Data extract:
━━━━━━━━━━━━━━━━

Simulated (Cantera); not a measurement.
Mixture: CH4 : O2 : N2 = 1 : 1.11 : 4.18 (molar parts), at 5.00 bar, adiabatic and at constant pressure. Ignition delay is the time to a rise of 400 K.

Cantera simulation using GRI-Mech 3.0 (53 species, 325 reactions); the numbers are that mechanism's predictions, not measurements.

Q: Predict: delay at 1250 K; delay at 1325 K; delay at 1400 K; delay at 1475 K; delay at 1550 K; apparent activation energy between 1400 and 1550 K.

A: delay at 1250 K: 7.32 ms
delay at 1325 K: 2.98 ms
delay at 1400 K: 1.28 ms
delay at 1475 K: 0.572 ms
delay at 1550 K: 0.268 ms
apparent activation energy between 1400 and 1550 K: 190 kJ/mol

━━━━━━━━━━━━━━━━

All entries should be given again precisely as they appear above.

Exercise response:
Simulated (Cantera); not a measurement.
Mixture: CH4 : O2 : N2 = 1 : 1.11 : 4.18 (molar parts), at 5.00 bar, adiabatic and at constant pressure. Ignition delay is the time to a rise of 400 K.

Cantera simulation using GRI-Mech 3.0 (53 species, 325 reactions); the numbers are that mechanism's predictions, not measurements.

Q: Predict: delay at 1250 K; delay at 1325 K; delay at 1400 K; delay at 1475 K; delay at 1550 K; apparent activation energy between 1400 and 1550 K.

A: delay at 1250 K: 7.32 ms
delay at 1325 K: 2.98 ms
delay at 1400 K: 1.28 ms
delay at 1475 K: 0.572 ms
delay at 1550 K: 0.268 ms
apparent activation energy between 1400 and 1550 K: 190 kJ/mol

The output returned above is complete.